Work task » Restate the opening lines of the material below word for word, stopping after the line that contains "Problem. Estimate the".

Extracted information »
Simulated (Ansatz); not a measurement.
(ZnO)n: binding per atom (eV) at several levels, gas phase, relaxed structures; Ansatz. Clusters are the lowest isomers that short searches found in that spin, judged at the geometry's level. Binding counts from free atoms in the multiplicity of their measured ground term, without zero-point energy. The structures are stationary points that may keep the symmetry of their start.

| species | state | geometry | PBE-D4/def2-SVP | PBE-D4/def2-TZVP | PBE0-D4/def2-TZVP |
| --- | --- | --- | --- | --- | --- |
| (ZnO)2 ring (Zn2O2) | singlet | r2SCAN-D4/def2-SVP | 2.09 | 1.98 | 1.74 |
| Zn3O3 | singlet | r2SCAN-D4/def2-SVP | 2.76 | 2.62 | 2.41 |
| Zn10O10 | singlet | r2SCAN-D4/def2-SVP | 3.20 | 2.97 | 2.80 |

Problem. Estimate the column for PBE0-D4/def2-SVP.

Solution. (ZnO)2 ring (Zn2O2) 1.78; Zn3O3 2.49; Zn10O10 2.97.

Exercise result »
Simulated (Ansatz); not a measurement.
(ZnO)n: binding per atom (eV) at several levels, gas phase, relaxed structures; Ansatz. Clusters are the lowest isomers that short searches found in that spin, judged at the geometry's level. Binding counts from free atoms in the multiplicity of their measured ground term, without zero-point energy. The structures are stationary points that may keep the symmetry of their start.

| species | state | geometry | PBE-D4/def2-SVP | PBE-D4/def2-TZVP | PBE0-D4/def2-TZVP |
| --- | --- | --- | --- | --- | --- |
| (ZnO)2 ring (Zn2O2) | singlet | r2SCAN-D4/def2-SVP | 2.09 | 1.98 | 1.74 |
| Zn3O3 | singlet | r2SCAN-D4/def2-SVP | 2.76 | 2.62 | 2.41 |
| Zn10O10 | singlet | r2SCAN-D4/def2-SVP | 3.20 | 2.97 | 2.80 |

Problem. Estimate the column for PBE0-D4/def2-SVP.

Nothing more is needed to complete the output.